-- Opening Marker --

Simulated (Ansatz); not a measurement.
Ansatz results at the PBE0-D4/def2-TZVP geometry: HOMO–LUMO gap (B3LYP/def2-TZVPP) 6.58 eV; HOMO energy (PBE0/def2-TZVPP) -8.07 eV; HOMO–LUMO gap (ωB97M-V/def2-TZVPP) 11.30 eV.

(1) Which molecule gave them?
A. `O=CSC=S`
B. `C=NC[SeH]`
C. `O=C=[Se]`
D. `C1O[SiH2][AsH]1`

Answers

-- Closing Marker --

_Exercise_:
Would you write out the full listing exactly as given?

_Your solution_:
Simulated (Ansatz); not a measurement.
Ansatz results at the PBE0-D4/def2-TZVP geometry: HOMO–LUMO gap (B3LYP/def2-TZVPP) 6.58 eV; HOMO energy (PBE0/def2-TZVPP) -8.07 eV; HOMO–LUMO gap (ωB97M-V/def2-TZVPP) 11.30 eV.

(1) Which molecule gave them?
A. `O=CSC=S`
B. `C=NC[SeH]`
C. `O=C=[Se]`
D. `C1O[SiH2][AsH]1`

Answers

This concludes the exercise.